#### Extracted material:
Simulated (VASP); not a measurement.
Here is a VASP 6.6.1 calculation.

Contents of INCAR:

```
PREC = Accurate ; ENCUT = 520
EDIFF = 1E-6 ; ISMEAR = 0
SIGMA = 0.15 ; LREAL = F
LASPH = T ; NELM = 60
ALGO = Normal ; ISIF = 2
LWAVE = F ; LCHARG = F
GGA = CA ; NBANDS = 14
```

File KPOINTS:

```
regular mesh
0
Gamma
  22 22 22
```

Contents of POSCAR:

#### Work request:
Every single line in the records above must be written out exactly.

#### Problem solution:
Simulated (VASP); not a measurement.
Here is a VASP 6.6.1 calculation.

Contents of INCAR:

```
PREC = Accurate ; ENCUT = 520
EDIFF = 1E-6 ; ISMEAR = 0
SIGMA = 0.15 ; LREAL = F
LASPH = T ; NELM = 60
ALGO = Normal ; ISIF = 2
LWAVE = F ; LCHARG = F
GGA = CA ; NBANDS = 14
```

File KPOINTS:

```
regular mesh
0
Gamma
  22 22 22
```

Contents of POSCAR:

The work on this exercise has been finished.